> [Material supplied]:
----------
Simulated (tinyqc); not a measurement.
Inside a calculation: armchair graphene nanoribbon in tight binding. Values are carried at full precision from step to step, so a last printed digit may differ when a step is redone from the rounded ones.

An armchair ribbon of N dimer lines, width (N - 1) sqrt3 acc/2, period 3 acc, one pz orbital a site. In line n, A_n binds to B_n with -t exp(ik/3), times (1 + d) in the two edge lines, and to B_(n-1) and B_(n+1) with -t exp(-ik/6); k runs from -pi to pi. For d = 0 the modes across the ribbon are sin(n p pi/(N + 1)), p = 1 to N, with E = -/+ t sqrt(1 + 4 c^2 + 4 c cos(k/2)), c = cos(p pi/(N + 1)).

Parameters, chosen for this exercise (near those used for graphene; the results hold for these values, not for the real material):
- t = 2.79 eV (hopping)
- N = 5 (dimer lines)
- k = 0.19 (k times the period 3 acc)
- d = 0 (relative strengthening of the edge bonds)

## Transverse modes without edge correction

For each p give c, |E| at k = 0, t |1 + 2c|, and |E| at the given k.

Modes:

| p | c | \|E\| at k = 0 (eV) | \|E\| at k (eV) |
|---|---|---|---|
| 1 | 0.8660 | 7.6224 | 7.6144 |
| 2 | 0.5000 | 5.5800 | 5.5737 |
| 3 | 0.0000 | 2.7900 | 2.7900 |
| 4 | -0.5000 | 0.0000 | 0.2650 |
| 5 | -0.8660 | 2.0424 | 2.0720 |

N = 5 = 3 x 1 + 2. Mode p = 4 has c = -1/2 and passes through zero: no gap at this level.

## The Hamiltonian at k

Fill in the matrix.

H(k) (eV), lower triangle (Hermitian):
----------

> [Brief]: Please output every line shown above exactly.

> [Answer box]:
Simulated (tinyqc); not a measurement.
Inside a calculation: armchair graphene nanoribbon in tight binding. Values are carried at full precision from step to step, so a last printed digit may differ when a step is redone from the rounded ones.

An armchair ribbon of N dimer lines, width (N - 1) sqrt3 acc/2, period 3 acc, one pz orbital a site. In line n, A_n binds to B_n with -t exp(ik/3), times (1 + d) in the two edge lines, and to B_(n-1) and B_(n+1) with -t exp(-ik/6); k runs from -pi to pi. For d = 0 the modes across the ribbon are sin(n p pi/(N + 1)), p = 1 to N, with E = -/+ t sqrt(1 + 4 c^2 + 4 c cos(k/2)), c = cos(p pi/(N + 1)).

Parameters, chosen for this exercise (near those used for graphene; the results hold for these values, not for the real material):
- t = 2.79 eV (hopping)
- N = 5 (dimer lines)
- k = 0.19 (k times the period 3 acc)
- d = 0 (relative strengthening of the edge bonds)

## Transverse modes without edge correction

For each p give c, |E| at k = 0, t |1 + 2c|, and |E| at the given k.

Modes:

| p | c | \|E\| at k = 0 (eV) | \|E\| at k (eV) |
|---|---|---|---|
| 1 | 0.8660 | 7.6224 | 7.6144 |
| 2 | 0.5000 | 5.5800 | 5.5737 |
| 3 | 0.0000 | 2.7900 | 2.7900 |
| 4 | -0.5000 | 0.0000 | 0.2650 |
| 5 | -0.8660 | 2.0424 | 2.0720 |

N = 5 = 3 x 1 + 2. Mode p = 4 has c = -1/2 and passes through zero: no gap at this level.

## The Hamiltonian at k

Fill in the matrix.

H(k) (eV), lower triangle (Hermitian):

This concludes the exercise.